- Work request -
Restate word for word the lines of the data below, from the first through the one that has "Ansatz 0.2.0; plane-wave".

- Recorded data -
------------------------------------

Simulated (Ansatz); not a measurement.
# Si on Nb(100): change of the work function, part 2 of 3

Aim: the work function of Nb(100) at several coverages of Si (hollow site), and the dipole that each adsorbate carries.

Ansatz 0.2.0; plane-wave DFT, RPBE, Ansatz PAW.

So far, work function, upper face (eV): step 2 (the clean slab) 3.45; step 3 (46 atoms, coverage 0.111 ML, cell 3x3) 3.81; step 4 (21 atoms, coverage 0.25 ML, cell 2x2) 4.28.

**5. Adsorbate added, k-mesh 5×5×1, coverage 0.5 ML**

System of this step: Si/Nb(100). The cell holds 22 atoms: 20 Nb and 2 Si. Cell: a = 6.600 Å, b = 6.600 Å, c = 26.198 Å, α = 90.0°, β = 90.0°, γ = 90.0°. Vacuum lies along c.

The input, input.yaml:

------------------------------------

- Your response -
Simulated (Ansatz); not a measurement.
# Si on Nb(100): change of the work function, part 2 of 3

Aim: the work function of Nb(100) at several coverages of Si (hollow site), and the dipole that each adsorbate carries.

Ansatz 0.2.0; plane-wave DFT, RPBE, Ansatz PAW.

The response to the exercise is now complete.